....

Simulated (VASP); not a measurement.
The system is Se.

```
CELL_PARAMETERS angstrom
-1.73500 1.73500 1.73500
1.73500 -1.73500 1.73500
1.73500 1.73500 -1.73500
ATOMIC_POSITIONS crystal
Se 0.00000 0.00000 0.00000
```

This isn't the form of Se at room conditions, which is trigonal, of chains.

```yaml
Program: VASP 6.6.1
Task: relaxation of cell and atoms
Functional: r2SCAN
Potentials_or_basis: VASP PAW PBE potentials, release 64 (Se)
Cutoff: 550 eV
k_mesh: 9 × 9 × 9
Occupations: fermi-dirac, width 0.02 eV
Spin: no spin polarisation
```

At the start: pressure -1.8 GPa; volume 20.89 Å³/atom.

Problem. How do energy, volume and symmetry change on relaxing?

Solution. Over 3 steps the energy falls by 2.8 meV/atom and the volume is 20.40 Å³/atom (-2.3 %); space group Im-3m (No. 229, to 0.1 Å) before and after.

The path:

....

Starting at the line above that contains "At the start: pressure", repeat each line exactly up to and including the line that contains "Solution. Over 3", and stop there.

◆ RESULT:
At the start: pressure -1.8 GPa; volume 20.89 Å³/atom.

Problem. How do energy, volume and symmetry change on relaxing?

Solution. Over 3 steps the energy falls by 2.8 meV/atom and the volume is 20.40 Å³/atom (-2.3 %); space group Im-3m (No. 229, to 0.1 Å) before and after.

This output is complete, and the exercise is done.